LISTED ENTRIES:
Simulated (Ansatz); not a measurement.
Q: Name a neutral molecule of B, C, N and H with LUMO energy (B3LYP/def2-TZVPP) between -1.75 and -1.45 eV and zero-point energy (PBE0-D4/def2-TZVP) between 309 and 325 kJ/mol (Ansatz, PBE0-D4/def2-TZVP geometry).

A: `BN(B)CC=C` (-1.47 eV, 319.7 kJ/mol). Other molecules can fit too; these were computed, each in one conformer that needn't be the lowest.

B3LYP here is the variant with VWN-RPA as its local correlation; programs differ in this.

WORK TASK:
Output the whole listing exactly as given.

WRITTEN RESPONSE:
Simulated (Ansatz); not a measurement.
Q: Name a neutral molecule of B, C, N and H with LUMO energy (B3LYP/def2-TZVPP) between -1.75 and -1.45 eV and zero-point energy (PBE0-D4/def2-TZVP) between 309 and 325 kJ/mol (Ansatz, PBE0-D4/def2-TZVP geometry).

A: `BN(B)CC=C` (-1.47 eV, 319.7 kJ/mol). Other molecules can fit too; these were computed, each in one conformer that needn't be the lowest.

B3LYP here is the variant with VWN-RPA as its local correlation; programs differ in this.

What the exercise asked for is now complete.